- _SOURCE MATERIAL_
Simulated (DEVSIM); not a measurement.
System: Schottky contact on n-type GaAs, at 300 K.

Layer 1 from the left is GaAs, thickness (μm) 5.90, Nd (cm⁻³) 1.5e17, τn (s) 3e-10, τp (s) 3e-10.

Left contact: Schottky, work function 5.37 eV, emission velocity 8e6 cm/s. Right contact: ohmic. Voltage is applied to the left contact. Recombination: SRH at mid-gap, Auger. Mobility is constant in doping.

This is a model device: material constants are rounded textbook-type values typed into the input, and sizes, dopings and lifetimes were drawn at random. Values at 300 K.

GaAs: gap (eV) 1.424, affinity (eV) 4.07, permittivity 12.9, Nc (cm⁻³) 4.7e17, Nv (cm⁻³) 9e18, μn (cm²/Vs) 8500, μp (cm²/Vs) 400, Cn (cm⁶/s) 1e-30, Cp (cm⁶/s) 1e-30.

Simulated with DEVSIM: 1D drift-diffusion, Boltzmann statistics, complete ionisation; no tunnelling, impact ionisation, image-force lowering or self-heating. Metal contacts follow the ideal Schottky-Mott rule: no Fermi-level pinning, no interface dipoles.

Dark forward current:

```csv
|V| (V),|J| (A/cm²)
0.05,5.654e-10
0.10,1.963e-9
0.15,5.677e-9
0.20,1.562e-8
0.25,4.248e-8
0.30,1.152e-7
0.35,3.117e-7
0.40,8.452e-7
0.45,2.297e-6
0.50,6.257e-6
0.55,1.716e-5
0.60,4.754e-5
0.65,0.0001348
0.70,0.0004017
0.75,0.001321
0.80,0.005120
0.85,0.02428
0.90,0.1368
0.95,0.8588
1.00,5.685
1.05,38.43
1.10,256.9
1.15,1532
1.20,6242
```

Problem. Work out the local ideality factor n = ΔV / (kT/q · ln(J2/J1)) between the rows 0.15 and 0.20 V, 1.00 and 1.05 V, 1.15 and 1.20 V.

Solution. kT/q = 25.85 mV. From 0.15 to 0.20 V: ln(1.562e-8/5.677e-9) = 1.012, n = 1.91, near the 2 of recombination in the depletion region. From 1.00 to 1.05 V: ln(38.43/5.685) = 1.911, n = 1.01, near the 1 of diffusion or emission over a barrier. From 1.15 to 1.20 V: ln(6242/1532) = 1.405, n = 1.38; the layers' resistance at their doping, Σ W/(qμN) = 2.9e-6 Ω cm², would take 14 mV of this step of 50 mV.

- _BRIEF_
Using the material above, transcribe exactly the lines from the line with "System: Schottky contact" to the line with "Problem. Work out"; both count, and nothing else goes in.

- _RESPONSE AREA_
System: Schottky contact on n-type GaAs, at 300 K.

Layer 1 from the left is GaAs, thickness (μm) 5.90, Nd (cm⁻³) 1.5e17, τn (s) 3e-10, τp (s) 3e-10.

Left contact: Schottky, work function 5.37 eV, emission velocity 8e6 cm/s. Right contact: ohmic. Voltage is applied to the left contact. Recombination: SRH at mid-gap, Auger. Mobility is constant in doping.

This is a model device: material constants are rounded textbook-type values typed into the input, and sizes, dopings and lifetimes were drawn at random. Values at 300 K.

GaAs: gap (eV) 1.424, affinity (eV) 4.07, permittivity 12.9, Nc (cm⁻³) 4.7e17, Nv (cm⁻³) 9e18, μn (cm²/Vs) 8500, μp (cm²/Vs) 400, Cn (cm⁶/s) 1e-30, Cp (cm⁶/s) 1e-30.

Simulated with DEVSIM: 1D drift-diffusion, Boltzmann statistics, complete ionisation; no tunnelling, impact ionisation, image-force lowering or self-heating. Metal contacts follow the ideal Schottky-Mott rule: no Fermi-level pinning, no interface dipoles.

Dark forward current:

```csv
|V| (V),|J| (A/cm²)
0.05,5.654e-10
0.10,1.963e-9
0.15,5.677e-9
0.20,1.562e-8
0.25,4.248e-8
0.30,1.152e-7
0.35,3.117e-7
0.40,8.452e-7
0.45,2.297e-6
0.50,6.257e-6
0.55,1.716e-5
0.60,4.754e-5
0.65,0.0001348
0.70,0.0004017
0.75,0.001321
0.80,0.005120
0.85,0.02428
0.90,0.1368
0.95,0.8588
1.00,5.685
1.05,38.43
1.10,256.9
1.15,1532
1.20,6242
```

Problem. Work out the local ideality factor n = ΔV / (kT/q · ln(J2/J1)) between the rows 0.15 and 0.20 V, 1.00 and 1.05 V, 1.15 and 1.20 V.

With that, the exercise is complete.